========================================

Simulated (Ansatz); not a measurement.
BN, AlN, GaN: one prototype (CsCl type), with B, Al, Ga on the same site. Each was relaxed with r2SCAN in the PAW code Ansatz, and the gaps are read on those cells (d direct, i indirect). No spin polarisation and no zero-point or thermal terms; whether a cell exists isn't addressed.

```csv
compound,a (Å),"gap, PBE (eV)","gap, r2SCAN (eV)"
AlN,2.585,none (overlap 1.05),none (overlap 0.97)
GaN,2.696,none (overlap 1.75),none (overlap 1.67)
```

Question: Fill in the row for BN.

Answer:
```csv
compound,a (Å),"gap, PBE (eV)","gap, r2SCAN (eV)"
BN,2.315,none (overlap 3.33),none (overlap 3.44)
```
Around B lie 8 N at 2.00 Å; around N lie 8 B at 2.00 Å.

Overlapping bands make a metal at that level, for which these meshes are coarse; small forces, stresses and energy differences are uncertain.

========================================

WORK ITEM = Begin with the first line of the listing above and write out each line exactly, ending with the line that contains "Around B lie".

ANSWER SPACE =
Simulated (Ansatz); not a measurement.
BN, AlN, GaN: one prototype (CsCl type), with B, Al, Ga on the same site. Each was relaxed with r2SCAN in the PAW code Ansatz, and the gaps are read on those cells (d direct, i indirect). No spin polarisation and no zero-point or thermal terms; whether a cell exists isn't addressed.

```csv
compound,a (Å),"gap, PBE (eV)","gap, r2SCAN (eV)"
AlN,2.585,none (overlap 1.05),none (overlap 0.97)
GaN,2.696,none (overlap 1.75),none (overlap 1.67)
```

Question: Fill in the row for BN.

Answer:
```csv
compound,a (Å),"gap, PBE (eV)","gap, r2SCAN (eV)"
BN,2.315,none (overlap 3.33),none (overlap 3.44)
```
Around B lie 8 N at 2.00 Å; around N lie 8 B at 2.00 Å.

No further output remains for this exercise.